▸ **WORK TASK**:
Lines from the line with "waves, PAW |" to the line with "cell | 22 | 30 |" in the entries below, and only those, must be output exactly, with both ends included.

━━━━━ SUPPLIED INFORMATION ━━━━━
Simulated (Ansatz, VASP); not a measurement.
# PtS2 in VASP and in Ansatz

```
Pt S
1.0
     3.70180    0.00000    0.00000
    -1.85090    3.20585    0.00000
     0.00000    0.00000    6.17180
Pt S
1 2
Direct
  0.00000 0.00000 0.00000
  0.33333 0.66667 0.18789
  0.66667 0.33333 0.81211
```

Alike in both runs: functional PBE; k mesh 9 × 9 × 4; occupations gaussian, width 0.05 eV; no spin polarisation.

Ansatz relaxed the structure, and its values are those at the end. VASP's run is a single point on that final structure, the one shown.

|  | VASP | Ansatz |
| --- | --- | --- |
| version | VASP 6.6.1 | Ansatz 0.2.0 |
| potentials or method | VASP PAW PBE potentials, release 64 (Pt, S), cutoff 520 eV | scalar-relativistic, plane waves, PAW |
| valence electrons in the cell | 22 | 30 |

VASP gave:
━━━━━

▸ **WRITTEN SOLUTION**:
| potentials or method | VASP PAW PBE potentials, release 64 (Pt, S), cutoff 520 eV | scalar-relativistic, plane waves, PAW |
| valence electrons in the cell | 22 | 30 |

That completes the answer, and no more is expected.